#### ASSIGNED TASK:
Please write out each entry below exactly as it appears.

#### SOURCE DATA:
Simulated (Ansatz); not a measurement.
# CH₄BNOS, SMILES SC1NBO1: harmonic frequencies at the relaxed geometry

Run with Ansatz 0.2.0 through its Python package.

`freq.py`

#### ANSWER AREA:
Simulated (Ansatz); not a measurement.
# CH₄BNOS, SMILES SC1NBO1: harmonic frequencies at the relaxed geometry

Run with Ansatz 0.2.0 through its Python package.

`freq.py`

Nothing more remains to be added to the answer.